### Work instruction
Set down exactly, from the records below, the line with "Isolated molecules relaxed" through the line with "HSE06 | -98.1 |", and nothing else.

━━━━━━

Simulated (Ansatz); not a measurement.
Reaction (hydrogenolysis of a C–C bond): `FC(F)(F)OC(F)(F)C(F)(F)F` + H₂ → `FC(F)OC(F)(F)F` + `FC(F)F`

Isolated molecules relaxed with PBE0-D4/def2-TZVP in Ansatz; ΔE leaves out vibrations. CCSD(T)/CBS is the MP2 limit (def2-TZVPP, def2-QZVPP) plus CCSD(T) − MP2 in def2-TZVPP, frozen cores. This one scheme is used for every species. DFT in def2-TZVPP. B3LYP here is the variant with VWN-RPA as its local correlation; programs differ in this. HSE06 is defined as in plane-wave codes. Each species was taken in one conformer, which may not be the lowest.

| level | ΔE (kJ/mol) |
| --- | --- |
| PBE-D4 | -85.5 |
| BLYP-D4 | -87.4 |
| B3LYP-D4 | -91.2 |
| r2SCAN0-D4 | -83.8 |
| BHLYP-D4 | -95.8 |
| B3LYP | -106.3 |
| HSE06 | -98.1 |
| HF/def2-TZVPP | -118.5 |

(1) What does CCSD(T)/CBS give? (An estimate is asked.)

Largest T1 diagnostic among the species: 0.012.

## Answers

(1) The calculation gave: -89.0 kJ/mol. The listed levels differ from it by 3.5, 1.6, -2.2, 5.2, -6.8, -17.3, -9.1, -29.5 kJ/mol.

━━━━━━

### Task answer
Isolated molecules relaxed with PBE0-D4/def2-TZVP in Ansatz; ΔE leaves out vibrations. CCSD(T)/CBS is the MP2 limit (def2-TZVPP, def2-QZVPP) plus CCSD(T) − MP2 in def2-TZVPP, frozen cores. This one scheme is used for every species. DFT in def2-TZVPP. B3LYP here is the variant with VWN-RPA as its local correlation; programs differ in this. HSE06 is defined as in plane-wave codes. Each species was taken in one conformer, which may not be the lowest.

| level | ΔE (kJ/mol) |
| --- | --- |
| PBE-D4 | -85.5 |
| BLYP-D4 | -87.4 |
| B3LYP-D4 | -91.2 |
| r2SCAN0-D4 | -83.8 |
| BHLYP-D4 | -95.8 |
| B3LYP | -106.3 |
| HSE06 | -98.1 |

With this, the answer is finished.